+ + + + + + +
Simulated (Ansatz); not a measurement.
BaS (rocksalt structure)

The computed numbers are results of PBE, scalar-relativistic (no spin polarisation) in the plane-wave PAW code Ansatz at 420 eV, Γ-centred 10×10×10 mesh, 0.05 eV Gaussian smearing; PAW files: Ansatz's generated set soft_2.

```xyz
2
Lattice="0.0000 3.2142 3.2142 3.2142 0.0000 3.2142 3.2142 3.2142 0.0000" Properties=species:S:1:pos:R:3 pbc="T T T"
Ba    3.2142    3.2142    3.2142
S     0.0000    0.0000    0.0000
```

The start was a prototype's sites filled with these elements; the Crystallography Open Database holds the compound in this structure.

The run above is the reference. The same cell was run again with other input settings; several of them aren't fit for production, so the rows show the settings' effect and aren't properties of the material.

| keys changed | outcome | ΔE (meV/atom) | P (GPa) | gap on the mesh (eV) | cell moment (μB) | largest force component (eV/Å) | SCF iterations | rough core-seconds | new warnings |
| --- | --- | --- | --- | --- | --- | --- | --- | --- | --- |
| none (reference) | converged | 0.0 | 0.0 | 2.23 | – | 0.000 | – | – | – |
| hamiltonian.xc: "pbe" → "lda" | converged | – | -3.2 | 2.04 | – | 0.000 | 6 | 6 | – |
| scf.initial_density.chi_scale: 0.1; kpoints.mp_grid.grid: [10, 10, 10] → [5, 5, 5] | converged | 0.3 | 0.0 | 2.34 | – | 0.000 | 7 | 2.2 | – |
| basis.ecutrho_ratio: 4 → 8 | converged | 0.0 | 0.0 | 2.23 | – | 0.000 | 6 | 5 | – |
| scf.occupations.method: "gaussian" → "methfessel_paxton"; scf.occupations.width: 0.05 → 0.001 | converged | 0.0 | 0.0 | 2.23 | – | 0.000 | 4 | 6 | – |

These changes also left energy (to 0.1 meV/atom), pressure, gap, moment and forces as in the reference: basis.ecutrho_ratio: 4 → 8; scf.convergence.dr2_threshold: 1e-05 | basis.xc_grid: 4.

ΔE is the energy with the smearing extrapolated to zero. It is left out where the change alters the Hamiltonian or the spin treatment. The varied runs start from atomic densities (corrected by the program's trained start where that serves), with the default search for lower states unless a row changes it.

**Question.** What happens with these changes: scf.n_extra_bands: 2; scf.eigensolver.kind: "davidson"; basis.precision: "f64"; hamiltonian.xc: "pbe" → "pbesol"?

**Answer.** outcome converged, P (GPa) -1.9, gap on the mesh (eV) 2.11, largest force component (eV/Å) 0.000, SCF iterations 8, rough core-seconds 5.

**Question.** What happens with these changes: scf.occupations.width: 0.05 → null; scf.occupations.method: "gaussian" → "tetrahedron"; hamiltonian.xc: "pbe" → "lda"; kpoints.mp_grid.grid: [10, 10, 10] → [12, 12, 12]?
+ + + + + + +

**Assigned task:**
One stretch of the lines above is wanted, from the line that contains "0.000 | 6 | 6 | – |" through the line that contains "0.000 | 6 | 5 | – |". Output it exactly.

**Your solution:**
| hamiltonian.xc: "pbe" → "lda" | converged | – | -3.2 | 2.04 | – | 0.000 | 6 | 6 | – |
| scf.initial_density.chi_scale: 0.1; kpoints.mp_grid.grid: [10, 10, 10] → [5, 5, 5] | converged | 0.3 | 0.0 | 2.34 | – | 0.000 | 7 | 2.2 | – |
| basis.ecutrho_ratio: 4 → 8 | converged | 0.0 | 0.0 | 2.23 | – | 0.000 | 6 | 5 | – |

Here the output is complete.